» Brief
With both ends included, repeat exactly the lines of the entries below from the one containing "Geometry: PBE0-D3(BJ)/def2-TZVP. The" down to the one containing "0.07 | 0.04 |", and no others.

» Data for review
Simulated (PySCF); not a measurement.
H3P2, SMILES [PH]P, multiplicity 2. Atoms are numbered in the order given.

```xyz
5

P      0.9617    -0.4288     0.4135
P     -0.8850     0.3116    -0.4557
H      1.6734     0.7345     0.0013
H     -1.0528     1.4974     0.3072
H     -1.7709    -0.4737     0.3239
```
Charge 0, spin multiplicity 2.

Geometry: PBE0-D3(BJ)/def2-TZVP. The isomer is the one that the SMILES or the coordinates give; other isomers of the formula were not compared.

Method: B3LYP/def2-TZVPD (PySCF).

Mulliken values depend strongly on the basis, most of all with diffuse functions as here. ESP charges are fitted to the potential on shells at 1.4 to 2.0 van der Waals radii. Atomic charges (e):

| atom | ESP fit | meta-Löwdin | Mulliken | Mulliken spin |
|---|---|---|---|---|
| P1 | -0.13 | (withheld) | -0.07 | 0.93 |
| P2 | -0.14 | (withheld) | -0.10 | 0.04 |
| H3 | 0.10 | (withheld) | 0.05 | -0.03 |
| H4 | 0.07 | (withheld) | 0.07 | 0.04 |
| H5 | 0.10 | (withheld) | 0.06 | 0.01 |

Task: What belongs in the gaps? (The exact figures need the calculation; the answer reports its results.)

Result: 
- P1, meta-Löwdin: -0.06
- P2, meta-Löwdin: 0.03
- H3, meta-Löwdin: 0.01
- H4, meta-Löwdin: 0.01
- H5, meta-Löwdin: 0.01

» Answer section
Geometry: PBE0-D3(BJ)/def2-TZVP. The isomer is the one that the SMILES or the coordinates give; other isomers of the formula were not compared.

Method: B3LYP/def2-TZVPD (PySCF).

Mulliken values depend strongly on the basis, most of all with diffuse functions as here. ESP charges are fitted to the potential on shells at 1.4 to 2.0 van der Waals radii. Atomic charges (e):

| atom | ESP fit | meta-Löwdin | Mulliken | Mulliken spin |
|---|---|---|---|---|
| P1 | -0.13 | (withheld) | -0.07 | 0.93 |
| P2 | -0.14 | (withheld) | -0.10 | 0.04 |
| H3 | 0.10 | (withheld) | 0.05 | -0.03 |
| H4 | 0.07 | (withheld) | 0.07 | 0.04 |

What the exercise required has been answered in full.